***

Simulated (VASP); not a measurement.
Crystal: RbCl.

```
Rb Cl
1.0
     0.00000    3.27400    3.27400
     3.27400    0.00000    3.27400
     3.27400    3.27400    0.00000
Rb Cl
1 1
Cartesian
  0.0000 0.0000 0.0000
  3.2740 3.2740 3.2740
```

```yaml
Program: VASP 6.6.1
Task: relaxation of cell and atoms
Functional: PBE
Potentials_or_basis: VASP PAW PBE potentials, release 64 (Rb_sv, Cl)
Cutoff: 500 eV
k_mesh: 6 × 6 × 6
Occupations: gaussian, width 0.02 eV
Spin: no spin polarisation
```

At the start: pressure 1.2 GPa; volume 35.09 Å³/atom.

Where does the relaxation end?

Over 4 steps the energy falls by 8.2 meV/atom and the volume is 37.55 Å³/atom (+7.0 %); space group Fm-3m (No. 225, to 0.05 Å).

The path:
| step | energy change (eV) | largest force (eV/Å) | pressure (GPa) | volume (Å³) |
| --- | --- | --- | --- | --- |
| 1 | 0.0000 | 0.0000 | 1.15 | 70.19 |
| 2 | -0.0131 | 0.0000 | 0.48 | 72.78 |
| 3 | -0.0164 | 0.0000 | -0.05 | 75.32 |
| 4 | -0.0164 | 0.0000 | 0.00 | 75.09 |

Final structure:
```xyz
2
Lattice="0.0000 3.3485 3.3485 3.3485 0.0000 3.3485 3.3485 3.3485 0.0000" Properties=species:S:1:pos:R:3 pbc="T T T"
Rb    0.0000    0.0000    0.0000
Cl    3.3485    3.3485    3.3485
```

***

Work task: Restate the listing exactly, starting at its first line and ending at the line where "1.15 | 70.19 |" occurs; include both and no other lines.

Reply:
Simulated (VASP); not a measurement.
Crystal: RbCl.

```
Rb Cl
1.0
     0.00000    3.27400    3.27400
     3.27400    0.00000    3.27400
     3.27400    3.27400    0.00000
Rb Cl
1 1
Cartesian
  0.0000 0.0000 0.0000
  3.2740 3.2740 3.2740
```

```yaml
Program: VASP 6.6.1
Task: relaxation of cell and atoms
Functional: PBE
Potentials_or_basis: VASP PAW PBE potentials, release 64 (Rb_sv, Cl)
Cutoff: 500 eV
k_mesh: 6 × 6 × 6
Occupations: gaussian, width 0.02 eV
Spin: no spin polarisation
```

At the start: pressure 1.2 GPa; volume 35.09 Å³/atom.

Where does the relaxation end?

Over 4 steps the energy falls by 8.2 meV/atom and the volume is 37.55 Å³/atom (+7.0 %); space group Fm-3m (No. 225, to 0.05 Å).

The path:
| step | energy change (eV) | largest force (eV/Å) | pressure (GPa) | volume (Å³) |
| --- | --- | --- | --- | --- |
| 1 | 0.0000 | 0.0000 | 1.15 | 70.19 |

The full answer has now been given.